┄┄┄┄┄┄
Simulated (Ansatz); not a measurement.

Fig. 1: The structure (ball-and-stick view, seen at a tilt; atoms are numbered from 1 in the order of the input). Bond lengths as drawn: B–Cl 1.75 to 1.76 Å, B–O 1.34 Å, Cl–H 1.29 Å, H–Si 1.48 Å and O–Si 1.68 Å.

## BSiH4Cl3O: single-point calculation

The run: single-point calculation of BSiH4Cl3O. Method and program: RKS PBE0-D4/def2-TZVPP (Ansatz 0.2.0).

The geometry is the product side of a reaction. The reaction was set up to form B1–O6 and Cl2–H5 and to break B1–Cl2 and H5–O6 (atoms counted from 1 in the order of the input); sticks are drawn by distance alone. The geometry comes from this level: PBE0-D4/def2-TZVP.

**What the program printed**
┄┄┄┄┄┄

__Exercise__.
Please reproduce the records above in their entirety, exactly as given.

__Answer box__.
Simulated (Ansatz); not a measurement.

Fig. 1: The structure (ball-and-stick view, seen at a tilt; atoms are numbered from 1 in the order of the input). Bond lengths as drawn: B–Cl 1.75 to 1.76 Å, B–O 1.34 Å, Cl–H 1.29 Å, H–Si 1.48 Å and O–Si 1.68 Å.

## BSiH4Cl3O: single-point calculation

The run: single-point calculation of BSiH4Cl3O. Method and program: RKS PBE0-D4/def2-TZVPP (Ansatz 0.2.0).

The geometry is the product side of a reaction. The reaction was set up to form B1–O6 and Cl2–H5 and to break B1–Cl2 and H5–O6 (atoms counted from 1 in the order of the input); sticks are drawn by distance alone. The geometry comes from this level: PBE0-D4/def2-TZVP.

**What the program printed**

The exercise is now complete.